Recorded data =
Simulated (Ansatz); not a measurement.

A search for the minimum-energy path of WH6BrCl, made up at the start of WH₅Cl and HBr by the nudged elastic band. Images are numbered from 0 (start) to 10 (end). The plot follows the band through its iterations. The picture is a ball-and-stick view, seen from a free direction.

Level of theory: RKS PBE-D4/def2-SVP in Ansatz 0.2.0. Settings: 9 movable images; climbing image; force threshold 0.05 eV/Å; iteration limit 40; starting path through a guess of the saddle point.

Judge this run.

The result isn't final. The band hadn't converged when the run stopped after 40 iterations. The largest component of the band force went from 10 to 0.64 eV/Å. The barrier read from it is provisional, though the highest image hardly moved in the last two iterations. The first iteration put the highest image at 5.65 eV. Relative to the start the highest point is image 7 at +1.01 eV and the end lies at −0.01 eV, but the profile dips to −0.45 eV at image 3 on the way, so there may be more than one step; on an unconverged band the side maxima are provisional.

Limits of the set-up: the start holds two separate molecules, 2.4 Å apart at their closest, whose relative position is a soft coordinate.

Task item = The answer must be a verbatim transcription of the entries above, from the first line through the line that contains "Judge this run.", and nothing more.

Exercise output =
Simulated (Ansatz); not a measurement.

A search for the minimum-energy path of WH6BrCl, made up at the start of WH₅Cl and HBr by the nudged elastic band. Images are numbered from 0 (start) to 10 (end). The plot follows the band through its iterations. The picture is a ball-and-stick view, seen from a free direction.

Level of theory: RKS PBE-D4/def2-SVP in Ansatz 0.2.0. Settings: 9 movable images; climbing image; force threshold 0.05 eV/Å; iteration limit 40; starting path through a guess of the saddle point.

Judge this run.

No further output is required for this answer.